What appears from the first line of the data below through the line containing "Its results: pressure", both included, should be copied exactly, and nothing else.

LISTED ENTRIES Start Marker

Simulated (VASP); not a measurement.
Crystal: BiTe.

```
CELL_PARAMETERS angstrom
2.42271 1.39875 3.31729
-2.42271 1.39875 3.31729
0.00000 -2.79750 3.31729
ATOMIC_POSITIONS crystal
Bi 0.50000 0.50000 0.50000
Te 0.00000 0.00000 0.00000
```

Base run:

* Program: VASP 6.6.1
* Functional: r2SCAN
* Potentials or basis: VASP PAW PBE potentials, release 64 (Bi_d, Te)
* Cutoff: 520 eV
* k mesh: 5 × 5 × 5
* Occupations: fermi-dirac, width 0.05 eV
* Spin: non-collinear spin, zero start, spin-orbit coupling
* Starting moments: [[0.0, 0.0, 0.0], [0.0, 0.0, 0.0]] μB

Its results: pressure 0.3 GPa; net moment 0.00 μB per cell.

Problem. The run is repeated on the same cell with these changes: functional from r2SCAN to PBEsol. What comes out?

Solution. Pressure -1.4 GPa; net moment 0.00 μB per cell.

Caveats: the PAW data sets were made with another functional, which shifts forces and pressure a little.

LISTED ENTRIES End Marker

## ANSWER BOX
Simulated (VASP); not a measurement.
Crystal: BiTe.

```
CELL_PARAMETERS angstrom
2.42271 1.39875 3.31729
-2.42271 1.39875 3.31729
0.00000 -2.79750 3.31729
ATOMIC_POSITIONS crystal
Bi 0.50000 0.50000 0.50000
Te 0.00000 0.00000 0.00000
```

Base run:

* Program: VASP 6.6.1
* Functional: r2SCAN
* Potentials or basis: VASP PAW PBE potentials, release 64 (Bi_d, Te)
* Cutoff: 520 eV
* k mesh: 5 × 5 × 5
* Occupations: fermi-dirac, width 0.05 eV
* Spin: non-collinear spin, zero start, spin-orbit coupling
* Starting moments: [[0.0, 0.0, 0.0], [0.0, 0.0, 0.0]] μB

Its results: pressure 0.3 GPa; net moment 0.00 μB per cell.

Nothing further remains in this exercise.